Entries supplied.
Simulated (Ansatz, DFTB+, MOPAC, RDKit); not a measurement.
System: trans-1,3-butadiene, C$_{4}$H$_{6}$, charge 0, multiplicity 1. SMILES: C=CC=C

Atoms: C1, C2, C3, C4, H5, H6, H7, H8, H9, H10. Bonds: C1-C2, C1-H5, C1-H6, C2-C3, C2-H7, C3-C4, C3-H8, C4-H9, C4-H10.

Assigned task. Once you have read the records above, please copy them out exactly.

Worked solution.
Simulated (Ansatz, DFTB+, MOPAC, RDKit); not a measurement.
System: trans-1,3-butadiene, C$_{4}$H$_{6}$, charge 0, multiplicity 1. SMILES: C=CC=C

Atoms: C1, C2, C3, C4, H5, H6, H7, H8, H9, H10. Bonds: C1-C2, C1-H5, C1-H6, C2-C3, C2-H7, C3-C4, C3-H8, C4-H9, C4-H10.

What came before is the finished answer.